▼

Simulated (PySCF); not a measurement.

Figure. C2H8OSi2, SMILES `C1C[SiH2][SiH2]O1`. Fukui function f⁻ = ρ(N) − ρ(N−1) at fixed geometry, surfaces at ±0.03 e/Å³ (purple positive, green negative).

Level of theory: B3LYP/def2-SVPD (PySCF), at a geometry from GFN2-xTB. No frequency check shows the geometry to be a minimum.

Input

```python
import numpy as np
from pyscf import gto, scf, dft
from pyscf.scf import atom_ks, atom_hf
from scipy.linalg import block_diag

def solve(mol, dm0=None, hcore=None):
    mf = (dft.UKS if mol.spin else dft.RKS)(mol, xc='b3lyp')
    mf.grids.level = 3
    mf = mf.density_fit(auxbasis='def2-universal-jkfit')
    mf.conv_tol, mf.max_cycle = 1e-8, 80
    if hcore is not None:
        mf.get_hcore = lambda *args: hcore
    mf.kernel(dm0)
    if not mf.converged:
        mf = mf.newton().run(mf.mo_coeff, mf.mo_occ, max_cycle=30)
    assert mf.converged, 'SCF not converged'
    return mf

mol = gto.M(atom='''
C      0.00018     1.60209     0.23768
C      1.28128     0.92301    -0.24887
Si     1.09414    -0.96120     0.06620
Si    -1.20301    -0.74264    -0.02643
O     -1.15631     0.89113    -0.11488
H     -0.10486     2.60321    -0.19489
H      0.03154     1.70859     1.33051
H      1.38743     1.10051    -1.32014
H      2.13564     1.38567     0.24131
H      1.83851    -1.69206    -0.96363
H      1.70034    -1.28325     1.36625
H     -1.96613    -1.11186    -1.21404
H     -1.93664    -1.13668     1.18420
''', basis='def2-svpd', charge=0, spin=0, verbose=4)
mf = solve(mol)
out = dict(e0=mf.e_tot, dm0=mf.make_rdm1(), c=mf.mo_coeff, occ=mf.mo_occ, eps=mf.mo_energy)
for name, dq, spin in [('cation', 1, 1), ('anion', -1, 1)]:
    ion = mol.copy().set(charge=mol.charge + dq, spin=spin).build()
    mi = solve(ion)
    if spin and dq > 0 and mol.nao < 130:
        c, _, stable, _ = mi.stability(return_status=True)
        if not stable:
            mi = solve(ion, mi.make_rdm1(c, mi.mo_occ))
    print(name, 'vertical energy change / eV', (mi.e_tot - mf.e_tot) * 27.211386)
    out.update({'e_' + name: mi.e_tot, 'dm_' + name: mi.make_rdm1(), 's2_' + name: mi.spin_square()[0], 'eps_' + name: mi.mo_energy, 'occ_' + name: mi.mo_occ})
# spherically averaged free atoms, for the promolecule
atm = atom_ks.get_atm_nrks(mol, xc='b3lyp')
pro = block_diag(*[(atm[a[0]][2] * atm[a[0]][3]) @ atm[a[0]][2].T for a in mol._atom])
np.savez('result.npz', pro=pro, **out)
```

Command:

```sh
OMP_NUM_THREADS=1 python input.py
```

▲

§ **Task item**: Reproduce, line for line, the material, starting at its first line, and end once the line holding "Figure. C2H8OSi2, SMILES" has been output.

§ **Task result**:
Simulated (PySCF); not a measurement.

Figure. C2H8OSi2, SMILES `C1C[SiH2][SiH2]O1`. Fukui function f⁻ = ρ(N) − ρ(N−1) at fixed geometry, surfaces at ±0.03 e/Å³ (purple positive, green negative).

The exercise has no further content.